__Task item__
Down to the final line, reproduce the entries that follow exactly.

__Information provided__
________________
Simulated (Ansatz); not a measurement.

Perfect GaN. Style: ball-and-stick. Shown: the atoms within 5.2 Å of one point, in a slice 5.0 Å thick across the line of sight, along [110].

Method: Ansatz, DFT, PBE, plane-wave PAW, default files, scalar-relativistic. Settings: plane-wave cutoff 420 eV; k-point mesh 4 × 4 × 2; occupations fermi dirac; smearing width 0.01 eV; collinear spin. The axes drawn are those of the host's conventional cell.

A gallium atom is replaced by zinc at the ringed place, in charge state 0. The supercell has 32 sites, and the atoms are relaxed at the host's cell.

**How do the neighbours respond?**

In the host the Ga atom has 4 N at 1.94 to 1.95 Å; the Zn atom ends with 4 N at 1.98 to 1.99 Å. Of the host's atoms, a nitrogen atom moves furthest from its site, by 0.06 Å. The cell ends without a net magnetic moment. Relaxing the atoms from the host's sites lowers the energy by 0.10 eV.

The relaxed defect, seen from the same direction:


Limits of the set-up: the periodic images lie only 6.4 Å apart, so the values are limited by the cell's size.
________________

__Written response__
Simulated (Ansatz); not a measurement.

Perfect GaN. Style: ball-and-stick. Shown: the atoms within 5.2 Å of one point, in a slice 5.0 Å thick across the line of sight, along [110].

Method: Ansatz, DFT, PBE, plane-wave PAW, default files, scalar-relativistic. Settings: plane-wave cutoff 420 eV; k-point mesh 4 × 4 × 2; occupations fermi dirac; smearing width 0.01 eV; collinear spin. The axes drawn are those of the host's conventional cell.

A gallium atom is replaced by zinc at the ringed place, in charge state 0. The supercell has 32 sites, and the atoms are relaxed at the host's cell.

**How do the neighbours respond?**

In the host the Ga atom has 4 N at 1.94 to 1.95 Å; the Zn atom ends with 4 N at 1.98 to 1.99 Å. Of the host's atoms, a nitrogen atom moves furthest from its site, by 0.06 Å. The cell ends without a net magnetic moment. Relaxing the atoms from the host's sites lowers the energy by 0.10 eV.

The relaxed defect, seen from the same direction:


Limits of the set-up: the periodic images lie only 6.4 Å apart, so the values are limited by the cell's size.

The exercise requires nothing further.